• _ASSIGNMENT_
Beginning with the first line and ending with the one containing "The semiconductor alternates", copy the lines of the listing below exactly; omit everything else.

***

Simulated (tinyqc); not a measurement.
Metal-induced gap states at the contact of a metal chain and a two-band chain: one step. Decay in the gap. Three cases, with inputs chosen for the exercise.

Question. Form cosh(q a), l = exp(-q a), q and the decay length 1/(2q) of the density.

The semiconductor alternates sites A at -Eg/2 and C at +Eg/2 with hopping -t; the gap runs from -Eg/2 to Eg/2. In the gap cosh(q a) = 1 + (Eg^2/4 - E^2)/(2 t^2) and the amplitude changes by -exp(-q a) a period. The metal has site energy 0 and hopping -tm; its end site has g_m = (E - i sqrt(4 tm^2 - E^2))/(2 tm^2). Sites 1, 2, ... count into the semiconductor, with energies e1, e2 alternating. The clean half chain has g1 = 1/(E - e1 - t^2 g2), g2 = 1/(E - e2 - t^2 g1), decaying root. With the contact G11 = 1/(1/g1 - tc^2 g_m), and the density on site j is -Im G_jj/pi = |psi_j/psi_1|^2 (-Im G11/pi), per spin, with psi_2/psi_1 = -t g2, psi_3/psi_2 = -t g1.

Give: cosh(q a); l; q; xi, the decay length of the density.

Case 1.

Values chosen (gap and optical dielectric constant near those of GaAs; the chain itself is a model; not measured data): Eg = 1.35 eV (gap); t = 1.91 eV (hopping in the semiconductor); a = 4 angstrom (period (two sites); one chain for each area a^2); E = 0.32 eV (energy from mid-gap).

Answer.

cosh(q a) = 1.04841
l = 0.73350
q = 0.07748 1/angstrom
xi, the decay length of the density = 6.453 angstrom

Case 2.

***

• _EXERCISE RESULT_
Simulated (tinyqc); not a measurement.
Metal-induced gap states at the contact of a metal chain and a two-band chain: one step. Decay in the gap. Three cases, with inputs chosen for the exercise.

Question. Form cosh(q a), l = exp(-q a), q and the decay length 1/(2q) of the density.

The semiconductor alternates sites A at -Eg/2 and C at +Eg/2 with hopping -t; the gap runs from -Eg/2 to Eg/2. In the gap cosh(q a) = 1 + (Eg^2/4 - E^2)/(2 t^2) and the amplitude changes by -exp(-q a) a period. The metal has site energy 0 and hopping -tm; its end site has g_m = (E - i sqrt(4 tm^2 - E^2))/(2 tm^2). Sites 1, 2, ... count into the semiconductor, with energies e1, e2 alternating. The clean half chain has g1 = 1/(E - e1 - t^2 g2), g2 = 1/(E - e2 - t^2 g1), decaying root. With the contact G11 = 1/(1/g1 - tc^2 g_m), and the density on site j is -Im G_jj/pi = |psi_j/psi_1|^2 (-Im G11/pi), per spin, with psi_2/psi_1 = -t g2, psi_3/psi_2 = -t g1.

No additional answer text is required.